## Work task
Go through the entries below and write each one out exactly.

## Input data
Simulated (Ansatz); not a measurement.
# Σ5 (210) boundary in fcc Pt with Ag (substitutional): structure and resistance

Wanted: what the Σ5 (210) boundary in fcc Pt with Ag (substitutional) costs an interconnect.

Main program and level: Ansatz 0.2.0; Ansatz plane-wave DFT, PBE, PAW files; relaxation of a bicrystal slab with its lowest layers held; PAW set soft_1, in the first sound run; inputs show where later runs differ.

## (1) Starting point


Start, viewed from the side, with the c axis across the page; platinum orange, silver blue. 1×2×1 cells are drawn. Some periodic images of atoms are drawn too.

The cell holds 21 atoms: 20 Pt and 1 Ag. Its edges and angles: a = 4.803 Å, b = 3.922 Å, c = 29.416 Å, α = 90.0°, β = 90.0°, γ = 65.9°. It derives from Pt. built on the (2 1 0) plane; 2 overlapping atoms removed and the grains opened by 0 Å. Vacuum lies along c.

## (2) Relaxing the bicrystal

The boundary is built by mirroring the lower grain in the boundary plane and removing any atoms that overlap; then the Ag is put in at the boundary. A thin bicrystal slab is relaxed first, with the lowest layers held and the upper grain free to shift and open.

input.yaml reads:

## Task response
Simulated (Ansatz); not a measurement.
# Σ5 (210) boundary in fcc Pt with Ag (substitutional): structure and resistance

Wanted: what the Σ5 (210) boundary in fcc Pt with Ag (substitutional) costs an interconnect.

Main program and level: Ansatz 0.2.0; Ansatz plane-wave DFT, PBE, PAW files; relaxation of a bicrystal slab with its lowest layers held; PAW set soft_1, in the first sound run; inputs show where later runs differ.

## (1) Starting point


Start, viewed from the side, with the c axis across the page; platinum orange, silver blue. 1×2×1 cells are drawn. Some periodic images of atoms are drawn too.

The cell holds 21 atoms: 20 Pt and 1 Ag. Its edges and angles: a = 4.803 Å, b = 3.922 Å, c = 29.416 Å, α = 90.0°, β = 90.0°, γ = 65.9°. It derives from Pt. built on the (2 1 0) plane; 2 overlapping atoms removed and the grains opened by 0 Å. Vacuum lies along c.

## (2) Relaxing the bicrystal

The boundary is built by mirroring the lower grain in the boundary plane and removing any atoms that overlap; then the Ag is put in at the boundary. A thin bicrystal slab is relaxed first, with the lowest layers held and the upper grain free to shift and open.

input.yaml reads:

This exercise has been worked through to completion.